═══ Data shown
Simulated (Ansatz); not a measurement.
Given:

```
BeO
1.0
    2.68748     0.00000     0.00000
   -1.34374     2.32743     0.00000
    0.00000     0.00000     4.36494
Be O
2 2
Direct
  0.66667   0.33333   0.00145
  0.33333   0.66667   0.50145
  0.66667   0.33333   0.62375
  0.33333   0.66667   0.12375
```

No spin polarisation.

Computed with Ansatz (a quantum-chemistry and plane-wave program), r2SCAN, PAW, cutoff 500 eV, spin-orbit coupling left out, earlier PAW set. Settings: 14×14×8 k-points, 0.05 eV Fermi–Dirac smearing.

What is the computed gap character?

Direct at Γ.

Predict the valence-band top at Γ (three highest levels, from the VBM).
══════

A verbatim output of all the data above is needed.

Worked solution.
Simulated (Ansatz); not a measurement.
Given:

```
BeO
1.0
    2.68748     0.00000     0.00000
   -1.34374     2.32743     0.00000
    0.00000     0.00000     4.36494
Be O
2 2
Direct
  0.66667   0.33333   0.00145
  0.33333   0.66667   0.50145
  0.66667   0.33333   0.62375
  0.33333   0.66667   0.12375
```

No spin polarisation.

Computed with Ansatz (a quantum-chemistry and plane-wave program), r2SCAN, PAW, cutoff 500 eV, spin-orbit coupling left out, earlier PAW set. Settings: 14×14×8 k-points, 0.05 eV Fermi–Dirac smearing.

What is the computed gap character?

Direct at Γ.

Predict the valence-band top at Γ (three highest levels, from the VBM).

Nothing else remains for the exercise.